▶ Provided records
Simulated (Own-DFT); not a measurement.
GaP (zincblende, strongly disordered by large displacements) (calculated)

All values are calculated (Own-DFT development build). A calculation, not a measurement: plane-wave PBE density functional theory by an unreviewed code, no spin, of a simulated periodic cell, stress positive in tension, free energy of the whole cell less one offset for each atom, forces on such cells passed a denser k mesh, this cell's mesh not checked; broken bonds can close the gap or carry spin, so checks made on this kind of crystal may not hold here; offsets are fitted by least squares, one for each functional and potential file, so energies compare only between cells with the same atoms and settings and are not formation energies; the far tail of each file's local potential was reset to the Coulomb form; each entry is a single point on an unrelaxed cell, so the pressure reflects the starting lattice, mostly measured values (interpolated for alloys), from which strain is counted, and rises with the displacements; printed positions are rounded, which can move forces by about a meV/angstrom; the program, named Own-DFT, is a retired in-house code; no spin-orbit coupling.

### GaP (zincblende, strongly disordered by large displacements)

▶ Requirement
Look through the entries above and quote exactly the lines from the line with "large displacements) (calculated)" to the line with "All values are", counting both of those lines.

▶ Task answer
GaP (zincblende, strongly disordered by large displacements) (calculated)

All values are calculated (Own-DFT development build). A calculation, not a measurement: plane-wave PBE density functional theory by an unreviewed code, no spin, of a simulated periodic cell, stress positive in tension, free energy of the whole cell less one offset for each atom, forces on such cells passed a denser k mesh, this cell's mesh not checked; broken bonds can close the gap or carry spin, so checks made on this kind of crystal may not hold here; offsets are fitted by least squares, one for each functional and potential file, so energies compare only between cells with the same atoms and settings and are not formation energies; the far tail of each file's local potential was reset to the Coulomb form; each entry is a single point on an unrelaxed cell, so the pressure reflects the starting lattice, mostly measured values (interpolated for alloys), from which strain is counted, and rises with the displacements; printed positions are rounded, which can move forces by about a meV/angstrom; the program, named Own-DFT, is a retired in-house code; no spin-orbit coupling.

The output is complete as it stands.